**DATA EXTRACT**
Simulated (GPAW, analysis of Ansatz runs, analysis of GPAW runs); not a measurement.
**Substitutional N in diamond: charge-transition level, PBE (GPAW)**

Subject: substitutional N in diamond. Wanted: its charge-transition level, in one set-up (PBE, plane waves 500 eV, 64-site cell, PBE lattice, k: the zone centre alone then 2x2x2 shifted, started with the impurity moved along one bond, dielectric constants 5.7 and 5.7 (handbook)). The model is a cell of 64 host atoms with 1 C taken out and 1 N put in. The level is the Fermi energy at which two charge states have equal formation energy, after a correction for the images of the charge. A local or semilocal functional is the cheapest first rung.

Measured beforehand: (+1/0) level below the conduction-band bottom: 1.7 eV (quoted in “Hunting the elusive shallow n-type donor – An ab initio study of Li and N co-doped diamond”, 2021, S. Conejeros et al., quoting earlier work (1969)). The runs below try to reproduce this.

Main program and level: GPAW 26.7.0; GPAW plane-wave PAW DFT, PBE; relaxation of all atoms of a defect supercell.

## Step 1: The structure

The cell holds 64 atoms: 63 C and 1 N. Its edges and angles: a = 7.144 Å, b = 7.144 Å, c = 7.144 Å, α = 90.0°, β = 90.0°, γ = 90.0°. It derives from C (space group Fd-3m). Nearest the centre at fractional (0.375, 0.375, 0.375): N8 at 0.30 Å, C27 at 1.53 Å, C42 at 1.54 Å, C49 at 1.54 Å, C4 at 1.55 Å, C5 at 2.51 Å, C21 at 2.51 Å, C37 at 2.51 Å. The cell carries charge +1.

**WORK REQUEST**
Set down the records once more, character for character.

**RESPONSE BOX**
Simulated (GPAW, analysis of Ansatz runs, analysis of GPAW runs); not a measurement.
**Substitutional N in diamond: charge-transition level, PBE (GPAW)**

Subject: substitutional N in diamond. Wanted: its charge-transition level, in one set-up (PBE, plane waves 500 eV, 64-site cell, PBE lattice, k: the zone centre alone then 2x2x2 shifted, started with the impurity moved along one bond, dielectric constants 5.7 and 5.7 (handbook)). The model is a cell of 64 host atoms with 1 C taken out and 1 N put in. The level is the Fermi energy at which two charge states have equal formation energy, after a correction for the images of the charge. A local or semilocal functional is the cheapest first rung.

Measured beforehand: (+1/0) level below the conduction-band bottom: 1.7 eV (quoted in “Hunting the elusive shallow n-type donor – An ab initio study of Li and N co-doped diamond”, 2021, S. Conejeros et al., quoting earlier work (1969)). The runs below try to reproduce this.

Main program and level: GPAW 26.7.0; GPAW plane-wave PAW DFT, PBE; relaxation of all atoms of a defect supercell.

## Step 1: The structure

The cell holds 64 atoms: 63 C and 1 N. Its edges and angles: a = 7.144 Å, b = 7.144 Å, c = 7.144 Å, α = 90.0°, β = 90.0°, γ = 90.0°. It derives from C (space group Fd-3m). Nearest the centre at fractional (0.375, 0.375, 0.375): N8 at 0.30 Å, C27 at 1.53 Å, C42 at 1.54 Å, C49 at 1.54 Å, C4 at 1.55 Å, C5 at 2.51 Å, C21 at 2.51 Å, C37 at 2.51 Å. The cell carries charge +1.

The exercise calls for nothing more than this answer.